*** DATA TO EXAMINE

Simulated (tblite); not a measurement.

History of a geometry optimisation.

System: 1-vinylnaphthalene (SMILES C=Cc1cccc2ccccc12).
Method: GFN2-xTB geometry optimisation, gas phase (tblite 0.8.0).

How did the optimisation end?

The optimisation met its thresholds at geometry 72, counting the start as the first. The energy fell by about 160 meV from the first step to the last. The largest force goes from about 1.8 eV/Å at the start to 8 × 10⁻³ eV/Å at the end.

******

▶ ACTIVITY
The answer must be a verbatim transcription of the entries above, from the first line through the line that contains "How did the optimisation end?", and nothing more.

▶ RESPONSE AREA
Simulated (tblite); not a measurement.

History of a geometry optimisation.

System: 1-vinylnaphthalene (SMILES C=Cc1cccc2ccccc12).
Method: GFN2-xTB geometry optimisation, gas phase (tblite 0.8.0).

How did the optimisation end?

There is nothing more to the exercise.